## Given records
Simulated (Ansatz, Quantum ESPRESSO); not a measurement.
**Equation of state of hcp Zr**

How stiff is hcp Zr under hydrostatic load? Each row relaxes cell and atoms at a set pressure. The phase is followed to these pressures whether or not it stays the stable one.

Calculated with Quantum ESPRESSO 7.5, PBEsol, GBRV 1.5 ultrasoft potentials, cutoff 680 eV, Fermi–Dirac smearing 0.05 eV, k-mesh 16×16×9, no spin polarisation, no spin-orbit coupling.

## Work item
Repeat the data precisely, reproducing every entry.

## Written reply
Simulated (Ansatz, Quantum ESPRESSO); not a measurement.
**Equation of state of hcp Zr**

How stiff is hcp Zr under hydrostatic load? Each row relaxes cell and atoms at a set pressure. The phase is followed to these pressures whether or not it stays the stable one.

Calculated with Quantum ESPRESSO 7.5, PBEsol, GBRV 1.5 ultrasoft potentials, cutoff 680 eV, Fermi–Dirac smearing 0.05 eV, k-mesh 16×16×9, no spin polarisation, no spin-orbit coupling.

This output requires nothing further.